────────────────────────────────────────
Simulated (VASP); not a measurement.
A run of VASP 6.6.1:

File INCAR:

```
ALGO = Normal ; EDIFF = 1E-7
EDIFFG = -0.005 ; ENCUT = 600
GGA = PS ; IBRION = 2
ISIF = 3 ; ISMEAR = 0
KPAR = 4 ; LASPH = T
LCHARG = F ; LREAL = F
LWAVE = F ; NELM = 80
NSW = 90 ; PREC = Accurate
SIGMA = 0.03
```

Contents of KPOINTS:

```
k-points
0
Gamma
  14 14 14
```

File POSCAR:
────────────────────────────────────────

◆ **Assigned task**: Go through the listing above and copy each line exactly.

◆ **Expected answer**:
Simulated (VASP); not a measurement.
A run of VASP 6.6.1:

File INCAR:

```
ALGO = Normal ; EDIFF = 1E-7
EDIFFG = -0.005 ; ENCUT = 600
GGA = PS ; IBRION = 2
ISIF = 3 ; ISMEAR = 0
KPAR = 4 ; LASPH = T
LCHARG = F ; LREAL = F
LWAVE = F ; NELM = 80
NSW = 90 ; PREC = Accurate
SIGMA = 0.03
```

Contents of KPOINTS:

```
k-points
0
Gamma
  14 14 14
```

File POSCAR:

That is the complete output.